**WORK ORDER:** For the material below, return exactly the lines starting at the line containing "force (eV/Å) |" and ending at the line containing "0.2 | 0.02 |", both ends included, and no others.

------ DATA LISTING ------
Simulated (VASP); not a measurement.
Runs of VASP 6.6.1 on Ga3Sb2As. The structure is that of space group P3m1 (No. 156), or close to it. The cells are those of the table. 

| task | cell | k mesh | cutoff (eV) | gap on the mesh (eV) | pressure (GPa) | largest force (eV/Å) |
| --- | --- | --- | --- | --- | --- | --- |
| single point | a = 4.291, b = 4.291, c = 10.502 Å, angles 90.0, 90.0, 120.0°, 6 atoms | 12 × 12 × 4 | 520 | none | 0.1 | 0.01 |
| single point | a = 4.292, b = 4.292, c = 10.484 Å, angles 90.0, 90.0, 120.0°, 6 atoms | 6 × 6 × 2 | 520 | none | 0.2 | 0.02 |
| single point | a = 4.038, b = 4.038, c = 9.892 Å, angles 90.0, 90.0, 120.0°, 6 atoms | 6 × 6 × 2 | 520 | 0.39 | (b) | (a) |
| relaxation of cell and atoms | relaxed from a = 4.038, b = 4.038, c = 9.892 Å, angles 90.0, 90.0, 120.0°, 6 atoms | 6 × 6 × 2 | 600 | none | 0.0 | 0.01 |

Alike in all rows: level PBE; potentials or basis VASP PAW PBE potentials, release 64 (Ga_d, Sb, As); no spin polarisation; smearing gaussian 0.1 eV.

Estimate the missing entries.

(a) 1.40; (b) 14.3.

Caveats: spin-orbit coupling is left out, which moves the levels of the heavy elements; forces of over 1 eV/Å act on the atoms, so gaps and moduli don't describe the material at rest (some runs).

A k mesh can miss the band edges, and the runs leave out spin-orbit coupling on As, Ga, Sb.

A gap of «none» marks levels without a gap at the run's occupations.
------

**TASK OUTPUT:**
| task | cell | k mesh | cutoff (eV) | gap on the mesh (eV) | pressure (GPa) | largest force (eV/Å) |
| --- | --- | --- | --- | --- | --- | --- |
| single point | a = 4.291, b = 4.291, c = 10.502 Å, angles 90.0, 90.0, 120.0°, 6 atoms | 12 × 12 × 4 | 520 | none | 0.1 | 0.01 |
| single point | a = 4.292, b = 4.292, c = 10.484 Å, angles 90.0, 90.0, 120.0°, 6 atoms | 6 × 6 × 2 | 520 | none | 0.2 | 0.02 |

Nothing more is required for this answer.